**Assigned task:** Please restate verbatim the lines that open the listing below, ending with the line in which "Å³ | 2.11 eV |" occurs.

══════════════════════════════
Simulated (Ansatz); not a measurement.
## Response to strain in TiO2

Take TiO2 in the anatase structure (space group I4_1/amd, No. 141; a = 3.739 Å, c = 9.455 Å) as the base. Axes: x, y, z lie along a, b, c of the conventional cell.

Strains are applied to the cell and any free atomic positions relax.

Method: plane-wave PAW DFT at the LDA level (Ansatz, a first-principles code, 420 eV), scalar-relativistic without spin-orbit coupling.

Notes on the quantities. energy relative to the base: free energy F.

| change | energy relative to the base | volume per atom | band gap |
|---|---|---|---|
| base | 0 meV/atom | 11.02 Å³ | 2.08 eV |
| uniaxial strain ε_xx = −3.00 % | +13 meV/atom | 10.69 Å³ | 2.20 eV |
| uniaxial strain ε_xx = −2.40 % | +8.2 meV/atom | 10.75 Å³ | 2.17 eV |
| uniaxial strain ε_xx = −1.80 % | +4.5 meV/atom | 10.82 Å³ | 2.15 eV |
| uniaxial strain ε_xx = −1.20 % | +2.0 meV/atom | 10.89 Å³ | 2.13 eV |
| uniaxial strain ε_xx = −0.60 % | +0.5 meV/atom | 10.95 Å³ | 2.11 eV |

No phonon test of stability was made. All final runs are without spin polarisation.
══════════════════════════════

**Solution:**
Simulated (Ansatz); not a measurement.
## Response to strain in TiO2

Take TiO2 in the anatase structure (space group I4_1/amd, No. 141; a = 3.739 Å, c = 9.455 Å) as the base. Axes: x, y, z lie along a, b, c of the conventional cell.

Strains are applied to the cell and any free atomic positions relax.

Method: plane-wave PAW DFT at the LDA level (Ansatz, a first-principles code, 420 eV), scalar-relativistic without spin-orbit coupling.

Notes on the quantities. energy relative to the base: free energy F.

| change | energy relative to the base | volume per atom | band gap |
|---|---|---|---|
| base | 0 meV/atom | 11.02 Å³ | 2.08 eV |
| uniaxial strain ε_xx = −3.00 % | +13 meV/atom | 10.69 Å³ | 2.20 eV |
| uniaxial strain ε_xx = −2.40 % | +8.2 meV/atom | 10.75 Å³ | 2.17 eV |
| uniaxial strain ε_xx = −1.80 % | +4.5 meV/atom | 10.82 Å³ | 2.15 eV |
| uniaxial strain ε_xx = −1.20 % | +2.0 meV/atom | 10.89 Å³ | 2.13 eV |
| uniaxial strain ε_xx = −0.60 % | +0.5 meV/atom | 10.95 Å³ | 2.11 eV |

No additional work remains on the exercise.